□ □ □ □

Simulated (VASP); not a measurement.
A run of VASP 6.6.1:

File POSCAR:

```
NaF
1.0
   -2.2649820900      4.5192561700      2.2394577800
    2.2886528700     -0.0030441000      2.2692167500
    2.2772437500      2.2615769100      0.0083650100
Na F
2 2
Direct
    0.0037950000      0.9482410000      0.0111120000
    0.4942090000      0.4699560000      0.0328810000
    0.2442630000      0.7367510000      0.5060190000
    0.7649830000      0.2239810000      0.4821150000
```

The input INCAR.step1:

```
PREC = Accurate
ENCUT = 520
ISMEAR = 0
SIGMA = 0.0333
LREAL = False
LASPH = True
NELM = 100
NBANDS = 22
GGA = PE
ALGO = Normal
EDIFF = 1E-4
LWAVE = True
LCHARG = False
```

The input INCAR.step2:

□ □ □ □

• _TASK ITEM_: Set down the entire listing once more, keeping every line exactly as it reads.

• _PROBLEM SOLUTION_:
Simulated (VASP); not a measurement.
A run of VASP 6.6.1:

File POSCAR:

```
NaF
1.0
   -2.2649820900      4.5192561700      2.2394577800
    2.2886528700     -0.0030441000      2.2692167500
    2.2772437500      2.2615769100      0.0083650100
Na F
2 2
Direct
    0.0037950000      0.9482410000      0.0111120000
    0.4942090000      0.4699560000      0.0328810000
    0.2442630000      0.7367510000      0.5060190000
    0.7649830000      0.2239810000      0.4821150000
```

The input INCAR.step1:

```
PREC = Accurate
ENCUT = 520
ISMEAR = 0
SIGMA = 0.0333
LREAL = False
LASPH = True
NELM = 100
NBANDS = 22
GGA = PE
ALGO = Normal
EDIFF = 1E-4
LWAVE = True
LCHARG = False
```

The input INCAR.step2:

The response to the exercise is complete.